[SOURCE MATERIAL]

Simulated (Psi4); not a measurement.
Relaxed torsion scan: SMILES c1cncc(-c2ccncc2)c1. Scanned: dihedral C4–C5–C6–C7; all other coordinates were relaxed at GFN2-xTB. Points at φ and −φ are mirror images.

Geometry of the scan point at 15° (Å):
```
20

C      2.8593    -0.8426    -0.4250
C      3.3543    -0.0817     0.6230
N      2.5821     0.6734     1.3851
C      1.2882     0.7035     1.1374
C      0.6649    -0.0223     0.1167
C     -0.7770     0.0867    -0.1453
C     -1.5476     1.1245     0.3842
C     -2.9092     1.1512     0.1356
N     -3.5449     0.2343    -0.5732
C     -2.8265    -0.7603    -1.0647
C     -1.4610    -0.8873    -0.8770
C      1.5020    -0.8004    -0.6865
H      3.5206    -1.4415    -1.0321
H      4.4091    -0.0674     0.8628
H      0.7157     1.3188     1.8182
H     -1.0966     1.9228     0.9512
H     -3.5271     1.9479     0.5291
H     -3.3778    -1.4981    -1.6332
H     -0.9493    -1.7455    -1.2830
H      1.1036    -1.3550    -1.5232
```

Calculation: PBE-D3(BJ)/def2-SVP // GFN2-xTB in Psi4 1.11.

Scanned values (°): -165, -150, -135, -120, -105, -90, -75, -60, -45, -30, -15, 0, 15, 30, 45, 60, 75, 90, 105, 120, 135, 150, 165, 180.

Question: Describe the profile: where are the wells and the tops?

[/SOURCE MATERIAL]

Each entry should be reproduced in the output exactly.

Simulated (Psi4); not a measurement.
Relaxed torsion scan: SMILES c1cncc(-c2ccncc2)c1. Scanned: dihedral C4–C5–C6–C7; all other coordinates were relaxed at GFN2-xTB. Points at φ and −φ are mirror images.

Geometry of the scan point at 15° (Å):
```
20

C      2.8593    -0.8426    -0.4250
C      3.3543    -0.0817     0.6230
N      2.5821     0.6734     1.3851
C      1.2882     0.7035     1.1374
C      0.6649    -0.0223     0.1167
C     -0.7770     0.0867    -0.1453
C     -1.5476     1.1245     0.3842
C     -2.9092     1.1512     0.1356
N     -3.5449     0.2343    -0.5732
C     -2.8265    -0.7603    -1.0647
C     -1.4610    -0.8873    -0.8770
C      1.5020    -0.8004    -0.6865
H      3.5206    -1.4415    -1.0321
H      4.4091    -0.0674     0.8628
H      0.7157     1.3188     1.8182
H     -1.0966     1.9228     0.9512
H     -3.5271     1.9479     0.5291
H     -3.3778    -1.4981    -1.6332
H     -0.9493    -1.7455    -1.2830
H      1.1036    -1.3550    -1.5232
```

Calculation: PBE-D3(BJ)/def2-SVP // GFN2-xTB in Psi4 1.11.

Scanned values (°): -165, -150, -135, -120, -105, -90, -75, -60, -45, -30, -15, 0, 15, 30, 45, 60, 75, 90, 105, 120, 135, 150, 165, 180.

Question: Describe the profile: where are the wells and the tops?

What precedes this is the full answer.